◆ Brief
Transcribe the records below exactly, from their first line through the line containing "Everything below comes". Omit every line after it.

◆ Records provided
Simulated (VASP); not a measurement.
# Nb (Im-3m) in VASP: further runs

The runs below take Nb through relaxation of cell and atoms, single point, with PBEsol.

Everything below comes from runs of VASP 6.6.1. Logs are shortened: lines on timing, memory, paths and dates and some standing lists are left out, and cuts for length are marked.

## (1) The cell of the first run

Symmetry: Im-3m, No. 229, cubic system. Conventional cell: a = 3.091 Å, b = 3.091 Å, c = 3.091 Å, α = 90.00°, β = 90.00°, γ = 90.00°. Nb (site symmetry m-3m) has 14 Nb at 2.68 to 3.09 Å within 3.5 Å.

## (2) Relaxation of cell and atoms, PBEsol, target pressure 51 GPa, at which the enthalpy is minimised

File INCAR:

◆ Answer space
Simulated (VASP); not a measurement.
# Nb (Im-3m) in VASP: further runs

The runs below take Nb through relaxation of cell and atoms, single point, with PBEsol.

Everything below comes from runs of VASP 6.6.1. Logs are shortened: lines on timing, memory, paths and dates and some standing lists are left out, and cuts for length are marked.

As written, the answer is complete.